From first entry to last, give the listing again verbatim.

-- Extracted information follows --

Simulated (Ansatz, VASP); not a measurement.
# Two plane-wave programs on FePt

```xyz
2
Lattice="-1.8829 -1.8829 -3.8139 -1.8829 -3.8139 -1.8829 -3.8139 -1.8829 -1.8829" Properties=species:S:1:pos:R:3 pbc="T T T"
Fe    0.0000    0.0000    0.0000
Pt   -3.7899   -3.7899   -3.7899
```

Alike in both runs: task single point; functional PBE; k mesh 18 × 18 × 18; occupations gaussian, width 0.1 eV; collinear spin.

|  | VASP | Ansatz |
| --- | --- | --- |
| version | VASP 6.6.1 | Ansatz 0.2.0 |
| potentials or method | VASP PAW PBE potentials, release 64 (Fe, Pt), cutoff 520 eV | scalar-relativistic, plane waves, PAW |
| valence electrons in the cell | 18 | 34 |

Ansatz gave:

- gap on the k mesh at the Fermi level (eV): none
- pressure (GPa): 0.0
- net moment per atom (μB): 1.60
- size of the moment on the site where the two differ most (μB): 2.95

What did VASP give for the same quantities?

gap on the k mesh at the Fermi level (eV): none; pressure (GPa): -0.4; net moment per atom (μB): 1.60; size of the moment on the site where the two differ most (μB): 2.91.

-- Extracted information concluded --

_Task result_
Simulated (Ansatz, VASP); not a measurement.
# Two plane-wave programs on FePt

```xyz
2
Lattice="-1.8829 -1.8829 -3.8139 -1.8829 -3.8139 -1.8829 -3.8139 -1.8829 -1.8829" Properties=species:S:1:pos:R:3 pbc="T T T"
Fe    0.0000    0.0000    0.0000
Pt   -3.7899   -3.7899   -3.7899
```

Alike in both runs: task single point; functional PBE; k mesh 18 × 18 × 18; occupations gaussian, width 0.1 eV; collinear spin.

|  | VASP | Ansatz |
| --- | --- | --- |
| version | VASP 6.6.1 | Ansatz 0.2.0 |
| potentials or method | VASP PAW PBE potentials, release 64 (Fe, Pt), cutoff 520 eV | scalar-relativistic, plane waves, PAW |
| valence electrons in the cell | 18 | 34 |

Ansatz gave:

- gap on the k mesh at the Fermi level (eV): none
- pressure (GPa): 0.0
- net moment per atom (μB): 1.60
- size of the moment on the site where the two differ most (μB): 2.95

What did VASP give for the same quantities?

gap on the k mesh at the Fermi level (eV): none; pressure (GPa): -0.4; net moment per atom (μB): 1.60; size of the moment on the site where the two differ most (μB): 2.91.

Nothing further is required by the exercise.